Raw data:
--------------------------------

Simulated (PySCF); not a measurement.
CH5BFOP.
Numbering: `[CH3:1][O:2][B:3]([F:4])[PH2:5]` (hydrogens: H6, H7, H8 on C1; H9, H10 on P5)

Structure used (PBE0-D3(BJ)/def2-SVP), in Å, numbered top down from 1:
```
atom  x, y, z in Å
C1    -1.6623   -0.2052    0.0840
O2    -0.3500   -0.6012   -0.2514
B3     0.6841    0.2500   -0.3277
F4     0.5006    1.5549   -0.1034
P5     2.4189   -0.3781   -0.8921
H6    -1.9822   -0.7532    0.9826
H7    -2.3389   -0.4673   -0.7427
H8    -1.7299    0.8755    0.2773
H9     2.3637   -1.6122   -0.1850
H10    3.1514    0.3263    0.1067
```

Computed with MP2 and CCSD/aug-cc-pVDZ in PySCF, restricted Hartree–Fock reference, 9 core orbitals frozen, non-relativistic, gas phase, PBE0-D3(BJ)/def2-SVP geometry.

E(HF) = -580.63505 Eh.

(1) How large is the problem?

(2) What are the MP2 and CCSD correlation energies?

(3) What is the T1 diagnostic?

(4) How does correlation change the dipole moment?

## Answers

--------------------------------

Assigned task: Beginning at the top of the records above, transcribe each line exactly up to and including the line that holds "(4) How does".

Answer box:
Simulated (PySCF); not a measurement.
CH5BFOP.
Numbering: `[CH3:1][O:2][B:3]([F:4])[PH2:5]` (hydrogens: H6, H7, H8 on C1; H9, H10 on P5)

Structure used (PBE0-D3(BJ)/def2-SVP), in Å, numbered top down from 1:
```
atom  x, y, z in Å
C1    -1.6623   -0.2052    0.0840
O2    -0.3500   -0.6012   -0.2514
B3     0.6841    0.2500   -0.3277
F4     0.5006    1.5549   -0.1034
P5     2.4189   -0.3781   -0.8921
H6    -1.9822   -0.7532    0.9826
H7    -2.3389   -0.4673   -0.7427
H8    -1.7299    0.8755    0.2773
H9     2.3637   -1.6122   -0.1850
H10    3.1514    0.3263    0.1067
```

Computed with MP2 and CCSD/aug-cc-pVDZ in PySCF, restricted Hartree–Fock reference, 9 core orbitals frozen, non-relativistic, gas phase, PBE0-D3(BJ)/def2-SVP geometry.

E(HF) = -580.63505 Eh.

(1) How large is the problem?

(2) What are the MP2 and CCSD correlation energies?

(3) What is the T1 diagnostic?

(4) How does correlation change the dipole moment?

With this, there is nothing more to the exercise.